-=-=-=-=-

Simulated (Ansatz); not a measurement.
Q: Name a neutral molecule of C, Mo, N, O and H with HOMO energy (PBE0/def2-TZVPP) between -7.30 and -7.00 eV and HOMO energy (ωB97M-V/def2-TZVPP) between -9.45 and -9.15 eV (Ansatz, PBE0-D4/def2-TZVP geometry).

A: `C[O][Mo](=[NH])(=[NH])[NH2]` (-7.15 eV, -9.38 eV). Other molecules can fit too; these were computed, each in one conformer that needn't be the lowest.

-=-=-=-=-

Reproduce the data. Keep it exact.

__Written response__
Simulated (Ansatz); not a measurement.
Q: Name a neutral molecule of C, Mo, N, O and H with HOMO energy (PBE0/def2-TZVPP) between -7.30 and -7.00 eV and HOMO energy (ωB97M-V/def2-TZVPP) between -9.45 and -9.15 eV (Ansatz, PBE0-D4/def2-TZVP geometry).

A: `C[O][Mo](=[NH])(=[NH])[NH2]` (-7.15 eV, -9.38 eV). Other molecules can fit too; these were computed, each in one conformer that needn't be the lowest.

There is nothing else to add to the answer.